Extracted records
== == ==

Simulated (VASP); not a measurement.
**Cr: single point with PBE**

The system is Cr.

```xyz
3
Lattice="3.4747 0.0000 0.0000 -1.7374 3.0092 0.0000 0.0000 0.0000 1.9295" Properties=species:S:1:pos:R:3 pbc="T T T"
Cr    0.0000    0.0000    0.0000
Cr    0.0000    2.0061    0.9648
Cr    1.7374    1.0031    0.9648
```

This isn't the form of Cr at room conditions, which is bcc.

== == ==

Assigned task
Copy every entry exactly. Leave nothing out.

Expected answer
Simulated (VASP); not a measurement.
**Cr: single point with PBE**

The system is Cr.

```xyz
3
Lattice="3.4747 0.0000 0.0000 -1.7374 3.0092 0.0000 0.0000 0.0000 1.9295" Properties=species:S:1:pos:R:3 pbc="T T T"
Cr    0.0000    0.0000    0.0000
Cr    0.0000    2.0061    0.9648
Cr    1.7374    1.0031    0.9648
```

This isn't the form of Cr at room conditions, which is bcc.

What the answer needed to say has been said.